- Work task
Return exactly those lines of the material below that fall between the line holding "Q: Write Cartesian" and the line holding "Bonds between heavy", inclusive.

── Provided records

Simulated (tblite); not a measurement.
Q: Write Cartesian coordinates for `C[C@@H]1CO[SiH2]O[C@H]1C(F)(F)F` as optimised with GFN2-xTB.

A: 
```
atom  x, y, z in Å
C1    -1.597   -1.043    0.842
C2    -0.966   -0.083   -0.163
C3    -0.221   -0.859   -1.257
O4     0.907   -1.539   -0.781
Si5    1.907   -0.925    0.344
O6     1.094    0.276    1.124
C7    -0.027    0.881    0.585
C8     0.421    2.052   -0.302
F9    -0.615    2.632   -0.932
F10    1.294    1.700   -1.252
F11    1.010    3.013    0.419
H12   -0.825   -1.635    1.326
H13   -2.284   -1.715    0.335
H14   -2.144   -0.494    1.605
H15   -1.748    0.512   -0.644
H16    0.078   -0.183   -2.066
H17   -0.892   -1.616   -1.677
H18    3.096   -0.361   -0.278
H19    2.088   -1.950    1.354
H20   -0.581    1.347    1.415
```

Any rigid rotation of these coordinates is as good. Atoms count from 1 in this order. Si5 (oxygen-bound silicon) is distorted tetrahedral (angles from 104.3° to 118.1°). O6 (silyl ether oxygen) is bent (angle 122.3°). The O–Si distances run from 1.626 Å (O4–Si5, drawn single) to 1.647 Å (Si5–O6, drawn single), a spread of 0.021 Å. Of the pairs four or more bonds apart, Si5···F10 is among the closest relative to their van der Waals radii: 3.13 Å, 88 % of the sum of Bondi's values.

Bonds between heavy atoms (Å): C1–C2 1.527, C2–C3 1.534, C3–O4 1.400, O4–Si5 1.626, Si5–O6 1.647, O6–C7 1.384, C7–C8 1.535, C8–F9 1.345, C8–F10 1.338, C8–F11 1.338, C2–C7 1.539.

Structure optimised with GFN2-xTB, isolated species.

────

- Answer box
Q: Write Cartesian coordinates for `C[C@@H]1CO[SiH2]O[C@H]1C(F)(F)F` as optimised with GFN2-xTB.

A: 
```
atom  x, y, z in Å
C1    -1.597   -1.043    0.842
C2    -0.966   -0.083   -0.163
C3    -0.221   -0.859   -1.257
O4     0.907   -1.539   -0.781
Si5    1.907   -0.925    0.344
O6     1.094    0.276    1.124
C7    -0.027    0.881    0.585
C8     0.421    2.052   -0.302
F9    -0.615    2.632   -0.932
F10    1.294    1.700   -1.252
F11    1.010    3.013    0.419
H12   -0.825   -1.635    1.326
H13   -2.284   -1.715    0.335
H14   -2.144   -0.494    1.605
H15   -1.748    0.512   -0.644
H16    0.078   -0.183   -2.066
H17   -0.892   -1.616   -1.677
H18    3.096   -0.361   -0.278
H19    2.088   -1.950    1.354
H20   -0.581    1.347    1.415
```

Any rigid rotation of these coordinates is as good. Atoms count from 1 in this order. Si5 (oxygen-bound silicon) is distorted tetrahedral (angles from 104.3° to 118.1°). O6 (silyl ether oxygen) is bent (angle 122.3°). The O–Si distances run from 1.626 Å (O4–Si5, drawn single) to 1.647 Å (Si5–O6, drawn single), a spread of 0.021 Å. Of the pairs four or more bonds apart, Si5···F10 is among the closest relative to their van der Waals radii: 3.13 Å, 88 % of the sum of Bondi's values.

Bonds between heavy atoms (Å): C1–C2 1.527, C2–C3 1.534, C3–O4 1.400, O4–Si5 1.626, Si5–O6 1.647, O6–C7 1.384, C7–C8 1.535, C8–F9 1.345, C8–F10 1.338, C8–F11 1.338, C2–C7 1.539.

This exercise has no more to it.